Dataset content Block Start

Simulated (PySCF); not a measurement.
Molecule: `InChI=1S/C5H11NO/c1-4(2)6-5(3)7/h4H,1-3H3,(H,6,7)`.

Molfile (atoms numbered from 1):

Dataset content Block End

• **Work item**
Every entry must be quoted exactly as it appears above.

• **Answer area**
Simulated (PySCF); not a measurement.
Molecule: `InChI=1S/C5H11NO/c1-4(2)6-5(3)7/h4H,1-3H3,(H,6,7)`.

Molfile (atoms numbered from 1):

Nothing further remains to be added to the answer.